- _DATA_
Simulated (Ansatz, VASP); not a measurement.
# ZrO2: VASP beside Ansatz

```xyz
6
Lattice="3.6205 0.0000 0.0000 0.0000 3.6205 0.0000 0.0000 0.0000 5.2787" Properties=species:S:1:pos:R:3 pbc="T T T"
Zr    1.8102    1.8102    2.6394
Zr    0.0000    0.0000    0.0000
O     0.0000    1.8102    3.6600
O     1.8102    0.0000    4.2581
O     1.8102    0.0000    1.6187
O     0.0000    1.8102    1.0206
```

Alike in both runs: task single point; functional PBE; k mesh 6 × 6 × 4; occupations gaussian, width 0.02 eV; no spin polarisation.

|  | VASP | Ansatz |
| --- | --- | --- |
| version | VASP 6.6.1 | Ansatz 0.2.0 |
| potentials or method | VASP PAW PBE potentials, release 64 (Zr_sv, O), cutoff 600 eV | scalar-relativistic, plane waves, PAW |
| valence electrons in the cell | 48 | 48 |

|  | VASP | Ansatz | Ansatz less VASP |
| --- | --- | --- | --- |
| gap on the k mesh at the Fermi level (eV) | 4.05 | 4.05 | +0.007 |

- _WORK INSTRUCTION_
Copy the whole listing out exactly, so that every line matches what is above.

- _YOUR SOLUTION_
Simulated (Ansatz, VASP); not a measurement.
# ZrO2: VASP beside Ansatz

```xyz
6
Lattice="3.6205 0.0000 0.0000 0.0000 3.6205 0.0000 0.0000 0.0000 5.2787" Properties=species:S:1:pos:R:3 pbc="T T T"
Zr    1.8102    1.8102    2.6394
Zr    0.0000    0.0000    0.0000
O     0.0000    1.8102    3.6600
O     1.8102    0.0000    4.2581
O     1.8102    0.0000    1.6187
O     0.0000    1.8102    1.0206
```

Alike in both runs: task single point; functional PBE; k mesh 6 × 6 × 4; occupations gaussian, width 0.02 eV; no spin polarisation.

|  | VASP | Ansatz |
| --- | --- | --- |
| version | VASP 6.6.1 | Ansatz 0.2.0 |
| potentials or method | VASP PAW PBE potentials, release 64 (Zr_sv, O), cutoff 600 eV | scalar-relativistic, plane waves, PAW |
| valence electrons in the cell | 48 | 48 |

|  | VASP | Ansatz | Ansatz less VASP |
| --- | --- | --- | --- |
| gap on the k mesh at the Fermi level (eV) | 4.05 | 4.05 | +0.007 |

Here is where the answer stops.